# Work item:
Look through the records below for the line holding "0.3618 | -0.1855 |". Write it out exactly, with each following line through the line holding "0.2646 | 0.7184 |".

--- Given information Enclosed Below ---

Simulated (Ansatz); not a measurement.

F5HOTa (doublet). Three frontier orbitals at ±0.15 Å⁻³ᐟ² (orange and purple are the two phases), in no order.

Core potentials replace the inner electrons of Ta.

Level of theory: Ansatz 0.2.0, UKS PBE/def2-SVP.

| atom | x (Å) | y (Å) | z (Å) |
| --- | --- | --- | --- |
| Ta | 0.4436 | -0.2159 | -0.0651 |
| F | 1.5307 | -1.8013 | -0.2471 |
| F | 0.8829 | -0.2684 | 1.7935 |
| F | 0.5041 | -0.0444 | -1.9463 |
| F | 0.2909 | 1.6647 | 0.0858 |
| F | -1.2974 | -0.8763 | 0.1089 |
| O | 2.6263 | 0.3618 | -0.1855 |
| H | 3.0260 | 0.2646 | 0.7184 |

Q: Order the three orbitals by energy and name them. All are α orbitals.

--- End of Enclosed Given information ---

# Exercise response:
| O | 2.6263 | 0.3618 | -0.1855 |
| H | 3.0260 | 0.2646 | 0.7184 |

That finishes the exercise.